━━━━━ DATASET CONTENT

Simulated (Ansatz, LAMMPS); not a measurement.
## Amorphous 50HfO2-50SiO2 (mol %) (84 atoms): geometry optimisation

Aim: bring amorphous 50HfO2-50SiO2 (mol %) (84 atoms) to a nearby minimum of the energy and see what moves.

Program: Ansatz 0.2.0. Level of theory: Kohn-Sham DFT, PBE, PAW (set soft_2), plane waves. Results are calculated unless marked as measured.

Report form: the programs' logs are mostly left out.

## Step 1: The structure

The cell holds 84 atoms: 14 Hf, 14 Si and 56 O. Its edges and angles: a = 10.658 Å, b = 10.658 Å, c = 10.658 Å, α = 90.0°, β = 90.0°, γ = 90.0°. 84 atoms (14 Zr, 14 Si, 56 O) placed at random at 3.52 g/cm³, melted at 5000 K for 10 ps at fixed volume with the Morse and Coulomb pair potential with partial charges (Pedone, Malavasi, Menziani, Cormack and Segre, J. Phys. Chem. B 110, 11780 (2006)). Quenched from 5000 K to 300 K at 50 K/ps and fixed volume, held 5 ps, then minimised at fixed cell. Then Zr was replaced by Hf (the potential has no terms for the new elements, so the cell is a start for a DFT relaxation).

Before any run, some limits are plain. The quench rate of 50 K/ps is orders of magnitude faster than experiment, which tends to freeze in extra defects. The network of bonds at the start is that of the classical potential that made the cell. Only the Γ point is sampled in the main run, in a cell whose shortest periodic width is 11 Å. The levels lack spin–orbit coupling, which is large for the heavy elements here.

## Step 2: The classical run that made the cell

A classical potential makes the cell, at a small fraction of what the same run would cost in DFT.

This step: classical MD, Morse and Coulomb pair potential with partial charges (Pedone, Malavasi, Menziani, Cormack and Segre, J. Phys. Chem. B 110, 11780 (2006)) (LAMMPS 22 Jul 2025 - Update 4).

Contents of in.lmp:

━━━━━━━━━━

Taking the entries above, write out exactly each line from the one holding "Aim: bring amorphous" to the one holding "This step: classical", both included, and stop there.

* [TASK RESULT]:
Aim: bring amorphous 50HfO2-50SiO2 (mol %) (84 atoms) to a nearby minimum of the energy and see what moves.

Program: Ansatz 0.2.0. Level of theory: Kohn-Sham DFT, PBE, PAW (set soft_2), plane waves. Results are calculated unless marked as measured.

Report form: the programs' logs are mostly left out.

## Step 1: The structure

The cell holds 84 atoms: 14 Hf, 14 Si and 56 O. Its edges and angles: a = 10.658 Å, b = 10.658 Å, c = 10.658 Å, α = 90.0°, β = 90.0°, γ = 90.0°. 84 atoms (14 Zr, 14 Si, 56 O) placed at random at 3.52 g/cm³, melted at 5000 K for 10 ps at fixed volume with the Morse and Coulomb pair potential with partial charges (Pedone, Malavasi, Menziani, Cormack and Segre, J. Phys. Chem. B 110, 11780 (2006)). Quenched from 5000 K to 300 K at 50 K/ps and fixed volume, held 5 ps, then minimised at fixed cell. Then Zr was replaced by Hf (the potential has no terms for the new elements, so the cell is a start for a DFT relaxation).

Before any run, some limits are plain. The quench rate of 50 K/ps is orders of magnitude faster than experiment, which tends to freeze in extra defects. The network of bonds at the start is that of the classical potential that made the cell. Only the Γ point is sampled in the main run, in a cell whose shortest periodic width is 11 Å. The levels lack spin–orbit coupling, which is large for the heavy elements here.

## Step 2: The classical run that made the cell

A classical potential makes the cell, at a small fraction of what the same run would cost in DFT.

This step: classical MD, Morse and Coulomb pair potential with partial charges (Pedone, Malavasi, Menziani, Cormack and Segre, J. Phys. Chem. B 110, 11780 (2006)) (LAMMPS 22 Jul 2025 - Update 4).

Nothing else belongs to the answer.